_Work item_
Print exactly those lines that run from the beginning of the data to the line bearing "4. The sum of", inclusive.

_Record set_
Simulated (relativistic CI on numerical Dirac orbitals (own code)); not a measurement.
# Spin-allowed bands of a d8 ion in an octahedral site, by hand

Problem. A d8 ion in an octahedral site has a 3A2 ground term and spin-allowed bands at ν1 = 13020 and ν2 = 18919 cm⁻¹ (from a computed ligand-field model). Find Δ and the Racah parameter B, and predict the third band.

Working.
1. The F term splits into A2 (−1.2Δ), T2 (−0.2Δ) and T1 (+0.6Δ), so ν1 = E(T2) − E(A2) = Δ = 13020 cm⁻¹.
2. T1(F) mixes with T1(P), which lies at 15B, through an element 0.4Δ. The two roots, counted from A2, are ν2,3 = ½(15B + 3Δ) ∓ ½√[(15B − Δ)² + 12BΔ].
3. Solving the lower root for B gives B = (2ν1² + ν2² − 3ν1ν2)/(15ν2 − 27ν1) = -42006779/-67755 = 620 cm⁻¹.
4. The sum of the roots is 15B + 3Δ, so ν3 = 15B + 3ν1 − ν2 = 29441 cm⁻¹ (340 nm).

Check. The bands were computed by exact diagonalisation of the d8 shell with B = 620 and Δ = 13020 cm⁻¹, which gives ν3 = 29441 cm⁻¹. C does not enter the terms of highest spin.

_Solution_
Simulated (relativistic CI on numerical Dirac orbitals (own code)); not a measurement.
# Spin-allowed bands of a d8 ion in an octahedral site, by hand

Problem. A d8 ion in an octahedral site has a 3A2 ground term and spin-allowed bands at ν1 = 13020 and ν2 = 18919 cm⁻¹ (from a computed ligand-field model). Find Δ and the Racah parameter B, and predict the third band.

Working.
1. The F term splits into A2 (−1.2Δ), T2 (−0.2Δ) and T1 (+0.6Δ), so ν1 = E(T2) − E(A2) = Δ = 13020 cm⁻¹.
2. T1(F) mixes with T1(P), which lies at 15B, through an element 0.4Δ. The two roots, counted from A2, are ν2,3 = ½(15B + 3Δ) ∓ ½√[(15B − Δ)² + 12BΔ].
3. Solving the lower root for B gives B = (2ν1² + ν2² − 3ν1ν2)/(15ν2 − 27ν1) = -42006779/-67755 = 620 cm⁻¹.
4. The sum of the roots is 15B + 3Δ, so ν3 = 15B + 3ν1 − ν2 = 29441 cm⁻¹ (340 nm).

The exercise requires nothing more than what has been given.